START Information given

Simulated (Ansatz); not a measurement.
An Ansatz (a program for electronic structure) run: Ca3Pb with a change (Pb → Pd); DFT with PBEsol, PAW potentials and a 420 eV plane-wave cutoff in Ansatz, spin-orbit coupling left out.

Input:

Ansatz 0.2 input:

END Information given

» Work task
Repeat the data in its entirety, exactly as written.

» Answer box
Simulated (Ansatz); not a measurement.
An Ansatz (a program for electronic structure) run: Ca3Pb with a change (Pb → Pd); DFT with PBEsol, PAW potentials and a 420 eV plane-wave cutoff in Ansatz, spin-orbit coupling left out.

Input:

Ansatz 0.2 input:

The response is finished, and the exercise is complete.